> **TASK ITEM**
Write down exactly the lines of the records below, beginning with the first and ending with the line that includes "The singlet was".

[Start of Attachment]

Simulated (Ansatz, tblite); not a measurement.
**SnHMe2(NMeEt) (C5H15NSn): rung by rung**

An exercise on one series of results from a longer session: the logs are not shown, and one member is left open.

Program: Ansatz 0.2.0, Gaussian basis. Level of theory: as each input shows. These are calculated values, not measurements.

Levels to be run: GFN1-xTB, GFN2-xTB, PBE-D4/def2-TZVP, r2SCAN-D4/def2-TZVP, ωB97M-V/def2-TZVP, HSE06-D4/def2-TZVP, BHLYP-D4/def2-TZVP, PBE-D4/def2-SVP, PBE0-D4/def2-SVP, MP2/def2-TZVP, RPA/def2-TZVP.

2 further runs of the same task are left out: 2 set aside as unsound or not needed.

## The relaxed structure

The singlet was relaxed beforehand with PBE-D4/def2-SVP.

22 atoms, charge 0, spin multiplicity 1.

[End of Attachment]

> **EXERCISE RESULT**
Simulated (Ansatz, tblite); not a measurement.
**SnHMe2(NMeEt) (C5H15NSn): rung by rung**

An exercise on one series of results from a longer session: the logs are not shown, and one member is left open.

Program: Ansatz 0.2.0, Gaussian basis. Level of theory: as each input shows. These are calculated values, not measurements.

Levels to be run: GFN1-xTB, GFN2-xTB, PBE-D4/def2-TZVP, r2SCAN-D4/def2-TZVP, ωB97M-V/def2-TZVP, HSE06-D4/def2-TZVP, BHLYP-D4/def2-TZVP, PBE-D4/def2-SVP, PBE0-D4/def2-SVP, MP2/def2-TZVP, RPA/def2-TZVP.

2 further runs of the same task are left out: 2 set aside as unsound or not needed.

## The relaxed structure

The singlet was relaxed beforehand with PBE-D4/def2-SVP.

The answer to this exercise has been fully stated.